======== Records shown ========
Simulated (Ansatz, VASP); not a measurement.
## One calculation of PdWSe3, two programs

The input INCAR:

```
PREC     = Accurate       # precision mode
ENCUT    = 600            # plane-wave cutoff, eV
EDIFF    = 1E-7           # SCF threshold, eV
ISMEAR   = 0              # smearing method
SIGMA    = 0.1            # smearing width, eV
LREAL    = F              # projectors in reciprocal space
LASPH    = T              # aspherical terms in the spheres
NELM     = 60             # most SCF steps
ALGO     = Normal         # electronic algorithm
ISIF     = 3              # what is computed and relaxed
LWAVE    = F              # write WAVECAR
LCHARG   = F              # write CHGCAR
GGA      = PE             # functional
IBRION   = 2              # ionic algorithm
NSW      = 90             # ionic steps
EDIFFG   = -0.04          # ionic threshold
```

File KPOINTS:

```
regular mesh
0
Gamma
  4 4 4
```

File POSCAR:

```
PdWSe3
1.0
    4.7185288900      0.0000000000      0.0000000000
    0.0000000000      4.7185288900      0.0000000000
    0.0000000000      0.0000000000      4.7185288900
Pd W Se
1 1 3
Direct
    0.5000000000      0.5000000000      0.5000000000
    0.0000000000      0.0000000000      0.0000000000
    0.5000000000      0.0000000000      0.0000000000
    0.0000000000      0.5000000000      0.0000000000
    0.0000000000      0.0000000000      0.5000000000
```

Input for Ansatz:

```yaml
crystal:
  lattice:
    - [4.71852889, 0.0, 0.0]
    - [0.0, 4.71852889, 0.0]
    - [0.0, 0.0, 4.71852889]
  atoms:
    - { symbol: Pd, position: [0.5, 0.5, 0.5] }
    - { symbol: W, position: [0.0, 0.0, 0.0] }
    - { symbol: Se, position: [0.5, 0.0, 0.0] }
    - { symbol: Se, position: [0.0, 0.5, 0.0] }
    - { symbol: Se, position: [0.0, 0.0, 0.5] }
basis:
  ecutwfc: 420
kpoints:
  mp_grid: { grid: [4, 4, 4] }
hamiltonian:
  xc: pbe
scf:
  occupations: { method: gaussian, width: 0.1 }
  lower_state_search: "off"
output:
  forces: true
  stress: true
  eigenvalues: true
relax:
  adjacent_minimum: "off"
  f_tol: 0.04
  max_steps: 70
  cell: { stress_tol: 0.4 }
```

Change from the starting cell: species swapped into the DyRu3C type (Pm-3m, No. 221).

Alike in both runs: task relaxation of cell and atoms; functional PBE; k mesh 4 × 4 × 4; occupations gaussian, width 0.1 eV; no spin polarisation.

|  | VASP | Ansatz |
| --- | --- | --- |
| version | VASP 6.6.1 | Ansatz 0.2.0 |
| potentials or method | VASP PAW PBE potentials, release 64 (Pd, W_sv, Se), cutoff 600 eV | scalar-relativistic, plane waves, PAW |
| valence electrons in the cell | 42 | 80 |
========

◆ **Requirement**
Your response should be the lines above from the first to the one containing "Change from the", inclusive, each given exactly.

◆ **Response**
Simulated (Ansatz, VASP); not a measurement.
## One calculation of PdWSe3, two programs

The input INCAR:

```
PREC     = Accurate       # precision mode
ENCUT    = 600            # plane-wave cutoff, eV
EDIFF    = 1E-7           # SCF threshold, eV
ISMEAR   = 0              # smearing method
SIGMA    = 0.1            # smearing width, eV
LREAL    = F              # projectors in reciprocal space
LASPH    = T              # aspherical terms in the spheres
NELM     = 60             # most SCF steps
ALGO     = Normal         # electronic algorithm
ISIF     = 3              # what is computed and relaxed
LWAVE    = F              # write WAVECAR
LCHARG   = F              # write CHGCAR
GGA      = PE             # functional
IBRION   = 2              # ionic algorithm
NSW      = 90             # ionic steps
EDIFFG   = -0.04          # ionic threshold
```

File KPOINTS:

```
regular mesh
0
Gamma
  4 4 4
```

File POSCAR:

```
PdWSe3
1.0
    4.7185288900      0.0000000000      0.0000000000
    0.0000000000      4.7185288900      0.0000000000
    0.0000000000      0.0000000000      4.7185288900
Pd W Se
1 1 3
Direct
    0.5000000000      0.5000000000      0.5000000000
    0.0000000000      0.0000000000      0.0000000000
    0.5000000000      0.0000000000      0.0000000000
    0.0000000000      0.5000000000      0.0000000000
    0.0000000000      0.0000000000      0.5000000000
```

Input for Ansatz:

```yaml
crystal:
  lattice:
    - [4.71852889, 0.0, 0.0]
    - [0.0, 4.71852889, 0.0]
    - [0.0, 0.0, 4.71852889]
  atoms:
    - { symbol: Pd, position: [0.5, 0.5, 0.5] }
    - { symbol: W, position: [0.0, 0.0, 0.0] }
    - { symbol: Se, position: [0.5, 0.0, 0.0] }
    - { symbol: Se, position: [0.0, 0.5, 0.0] }
    - { symbol: Se, position: [0.0, 0.0, 0.5] }
basis:
  ecutwfc: 420
kpoints:
  mp_grid: { grid: [4, 4, 4] }
hamiltonian:
  xc: pbe
scf:
  occupations: { method: gaussian, width: 0.1 }
  lower_state_search: "off"
output:
  forces: true
  stress: true
  eigenvalues: true
relax:
  adjacent_minimum: "off"
  f_tol: 0.04
  max_steps: 70
  cell: { stress_tol: 0.4 }
```

Change from the starting cell: species swapped into the DyRu3C type (Pm-3m, No. 221).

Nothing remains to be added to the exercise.